Each entry must be restated word for word, with nothing omitted.

[[ RECORD SET, beginning ]]

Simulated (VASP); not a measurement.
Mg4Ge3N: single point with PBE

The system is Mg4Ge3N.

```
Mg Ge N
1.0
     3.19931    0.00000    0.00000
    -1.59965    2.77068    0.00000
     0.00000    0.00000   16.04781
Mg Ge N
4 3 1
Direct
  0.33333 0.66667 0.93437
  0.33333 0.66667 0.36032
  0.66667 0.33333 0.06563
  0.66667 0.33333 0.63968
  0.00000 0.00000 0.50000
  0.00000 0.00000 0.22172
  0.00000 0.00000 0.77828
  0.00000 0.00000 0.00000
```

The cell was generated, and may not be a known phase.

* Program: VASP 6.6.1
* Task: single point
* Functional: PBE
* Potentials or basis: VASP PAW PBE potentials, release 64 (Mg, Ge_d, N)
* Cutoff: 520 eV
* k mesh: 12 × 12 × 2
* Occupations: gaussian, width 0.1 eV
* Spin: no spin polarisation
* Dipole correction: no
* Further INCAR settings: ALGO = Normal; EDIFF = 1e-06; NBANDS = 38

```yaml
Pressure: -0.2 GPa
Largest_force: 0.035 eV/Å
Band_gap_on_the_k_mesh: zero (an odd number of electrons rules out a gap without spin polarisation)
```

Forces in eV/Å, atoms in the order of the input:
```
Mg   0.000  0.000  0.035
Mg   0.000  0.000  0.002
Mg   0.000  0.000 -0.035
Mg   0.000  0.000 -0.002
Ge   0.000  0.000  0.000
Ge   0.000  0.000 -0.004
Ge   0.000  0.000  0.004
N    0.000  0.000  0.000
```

[[ RECORD SET, end ]]

## [SOLUTION]
Simulated (VASP); not a measurement.
Mg4Ge3N: single point with PBE

The system is Mg4Ge3N.

```
Mg Ge N
1.0
     3.19931    0.00000    0.00000
    -1.59965    2.77068    0.00000
     0.00000    0.00000   16.04781
Mg Ge N
4 3 1
Direct
  0.33333 0.66667 0.93437
  0.33333 0.66667 0.36032
  0.66667 0.33333 0.06563
  0.66667 0.33333 0.63968
  0.00000 0.00000 0.50000
  0.00000 0.00000 0.22172
  0.00000 0.00000 0.77828
  0.00000 0.00000 0.00000
```

The cell was generated, and may not be a known phase.

* Program: VASP 6.6.1
* Task: single point
* Functional: PBE
* Potentials or basis: VASP PAW PBE potentials, release 64 (Mg, Ge_d, N)
* Cutoff: 520 eV
* k mesh: 12 × 12 × 2
* Occupations: gaussian, width 0.1 eV
* Spin: no spin polarisation
* Dipole correction: no
* Further INCAR settings: ALGO = Normal; EDIFF = 1e-06; NBANDS = 38

```yaml
Pressure: -0.2 GPa
Largest_force: 0.035 eV/Å
Band_gap_on_the_k_mesh: zero (an odd number of electrons rules out a gap without spin polarisation)
```

Forces in eV/Å, atoms in the order of the input:
```
Mg   0.000  0.000  0.035
Mg   0.000  0.000  0.002
Mg   0.000  0.000 -0.035
Mg   0.000  0.000 -0.002
Ge   0.000  0.000  0.000
Ge   0.000  0.000 -0.004
Ge   0.000  0.000  0.004
N    0.000  0.000  0.000
```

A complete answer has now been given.